Work task: A verbatim repeat of the records beneath this line is needed.

⁂
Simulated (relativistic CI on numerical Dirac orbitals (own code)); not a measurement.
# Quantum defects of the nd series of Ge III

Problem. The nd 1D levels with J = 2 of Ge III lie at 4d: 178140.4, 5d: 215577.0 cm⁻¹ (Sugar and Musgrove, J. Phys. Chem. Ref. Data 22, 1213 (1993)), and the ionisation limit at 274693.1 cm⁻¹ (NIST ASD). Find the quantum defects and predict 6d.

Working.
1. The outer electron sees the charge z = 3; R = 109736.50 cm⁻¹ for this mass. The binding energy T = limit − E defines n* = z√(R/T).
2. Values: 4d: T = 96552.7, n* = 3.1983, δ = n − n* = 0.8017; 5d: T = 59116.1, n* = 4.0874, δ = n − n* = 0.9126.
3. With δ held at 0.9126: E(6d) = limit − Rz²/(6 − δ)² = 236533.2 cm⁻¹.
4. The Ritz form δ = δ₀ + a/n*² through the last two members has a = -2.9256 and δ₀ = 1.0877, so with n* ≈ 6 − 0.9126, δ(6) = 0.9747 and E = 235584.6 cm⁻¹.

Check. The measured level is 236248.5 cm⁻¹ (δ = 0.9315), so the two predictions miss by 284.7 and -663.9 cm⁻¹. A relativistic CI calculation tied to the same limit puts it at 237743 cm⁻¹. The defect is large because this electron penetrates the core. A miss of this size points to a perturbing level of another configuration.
⁂

Exercise result:
Simulated (relativistic CI on numerical Dirac orbitals (own code)); not a measurement.
# Quantum defects of the nd series of Ge III

Problem. The nd 1D levels with J = 2 of Ge III lie at 4d: 178140.4, 5d: 215577.0 cm⁻¹ (Sugar and Musgrove, J. Phys. Chem. Ref. Data 22, 1213 (1993)), and the ionisation limit at 274693.1 cm⁻¹ (NIST ASD). Find the quantum defects and predict 6d.

Working.
1. The outer electron sees the charge z = 3; R = 109736.50 cm⁻¹ for this mass. The binding energy T = limit − E defines n* = z√(R/T).
2. Values: 4d: T = 96552.7, n* = 3.1983, δ = n − n* = 0.8017; 5d: T = 59116.1, n* = 4.0874, δ = n − n* = 0.9126.
3. With δ held at 0.9126: E(6d) = limit − Rz²/(6 − δ)² = 236533.2 cm⁻¹.
4. The Ritz form δ = δ₀ + a/n*² through the last two members has a = -2.9256 and δ₀ = 1.0877, so with n* ≈ 6 − 0.9126, δ(6) = 0.9747 and E = 235584.6 cm⁻¹.

Check. The measured level is 236248.5 cm⁻¹ (δ = 0.9315), so the two predictions miss by 284.7 and -663.9 cm⁻¹. A relativistic CI calculation tied to the same limit puts it at 237743 cm⁻¹. The defect is large because this electron penetrates the core. A miss of this size points to a perturbing level of another configuration.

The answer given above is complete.